[Opening EXTRACTED INFORMATION section]

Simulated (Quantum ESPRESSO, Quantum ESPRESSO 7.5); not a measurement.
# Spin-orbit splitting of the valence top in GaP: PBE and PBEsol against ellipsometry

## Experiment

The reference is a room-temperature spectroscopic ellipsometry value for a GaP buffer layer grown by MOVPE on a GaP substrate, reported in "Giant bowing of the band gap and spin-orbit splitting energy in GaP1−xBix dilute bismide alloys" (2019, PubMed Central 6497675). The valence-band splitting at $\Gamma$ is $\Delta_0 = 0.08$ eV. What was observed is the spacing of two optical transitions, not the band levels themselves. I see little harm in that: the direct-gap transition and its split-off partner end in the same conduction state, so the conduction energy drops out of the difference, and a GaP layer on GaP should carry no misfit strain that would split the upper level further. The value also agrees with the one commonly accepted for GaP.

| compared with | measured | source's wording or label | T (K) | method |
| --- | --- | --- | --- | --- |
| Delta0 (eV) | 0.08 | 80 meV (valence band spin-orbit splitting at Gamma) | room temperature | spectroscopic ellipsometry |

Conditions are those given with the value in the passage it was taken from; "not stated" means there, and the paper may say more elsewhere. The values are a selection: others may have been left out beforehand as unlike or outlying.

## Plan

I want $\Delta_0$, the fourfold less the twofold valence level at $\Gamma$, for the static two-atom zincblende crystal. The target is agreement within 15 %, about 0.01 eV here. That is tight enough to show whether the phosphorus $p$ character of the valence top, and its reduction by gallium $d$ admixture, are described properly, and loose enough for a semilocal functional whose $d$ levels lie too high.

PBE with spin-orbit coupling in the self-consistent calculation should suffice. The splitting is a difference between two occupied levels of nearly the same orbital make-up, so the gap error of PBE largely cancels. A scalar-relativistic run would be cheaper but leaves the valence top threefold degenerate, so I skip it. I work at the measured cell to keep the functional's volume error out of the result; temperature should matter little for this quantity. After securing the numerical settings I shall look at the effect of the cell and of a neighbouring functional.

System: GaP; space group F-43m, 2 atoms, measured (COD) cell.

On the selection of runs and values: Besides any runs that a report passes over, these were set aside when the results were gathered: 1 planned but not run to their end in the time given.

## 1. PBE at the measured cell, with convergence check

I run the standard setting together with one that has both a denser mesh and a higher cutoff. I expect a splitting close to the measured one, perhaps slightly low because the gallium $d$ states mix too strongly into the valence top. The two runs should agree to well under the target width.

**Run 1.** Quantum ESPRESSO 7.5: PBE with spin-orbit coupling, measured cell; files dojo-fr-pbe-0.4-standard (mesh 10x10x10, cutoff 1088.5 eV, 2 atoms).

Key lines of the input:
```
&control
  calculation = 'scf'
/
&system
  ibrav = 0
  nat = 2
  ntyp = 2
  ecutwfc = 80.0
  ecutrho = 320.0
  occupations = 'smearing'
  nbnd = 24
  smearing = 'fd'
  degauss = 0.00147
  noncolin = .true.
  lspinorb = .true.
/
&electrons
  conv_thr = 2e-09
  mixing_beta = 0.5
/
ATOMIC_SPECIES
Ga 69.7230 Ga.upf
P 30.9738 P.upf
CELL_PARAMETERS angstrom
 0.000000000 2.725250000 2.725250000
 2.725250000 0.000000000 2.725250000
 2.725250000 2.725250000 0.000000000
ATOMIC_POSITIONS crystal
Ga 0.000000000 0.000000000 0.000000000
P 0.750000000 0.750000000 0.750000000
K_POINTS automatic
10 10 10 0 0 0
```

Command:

[Closing EXTRACTED INFORMATION section]

REQUIRED ACTION :: Retype word for word everything in the listing above from the line that holds "System: GaP; space" down to the line that holds "On the selection". Keep both end lines and leave out the rest.

RESPONSE ::
System: GaP; space group F-43m, 2 atoms, measured (COD) cell.

On the selection of runs and values: Besides any runs that a report passes over, these were set aside when the results were gathered: 1 planned but not run to their end in the time given.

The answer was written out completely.